§ Record set:
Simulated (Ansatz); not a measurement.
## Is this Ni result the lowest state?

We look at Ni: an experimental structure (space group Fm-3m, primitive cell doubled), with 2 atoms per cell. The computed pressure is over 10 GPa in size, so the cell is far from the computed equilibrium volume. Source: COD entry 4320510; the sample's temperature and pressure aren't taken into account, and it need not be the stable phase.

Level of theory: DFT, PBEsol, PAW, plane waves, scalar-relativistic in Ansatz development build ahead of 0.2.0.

§ Required action: Print, from the entries above, the line with "## Is this Ni result the lowest state?", the line with "We look at Ni: an" and all lines between them, exactly and with nothing else.

§ Response box:
## Is this Ni result the lowest state?

We look at Ni: an experimental structure (space group Fm-3m, primitive cell doubled), with 2 atoms per cell. The computed pressure is over 10 GPa in size, so the cell is far from the computed equilibrium volume. Source: COD entry 4320510; the sample's temperature and pressure aren't taken into account, and it need not be the stable phase.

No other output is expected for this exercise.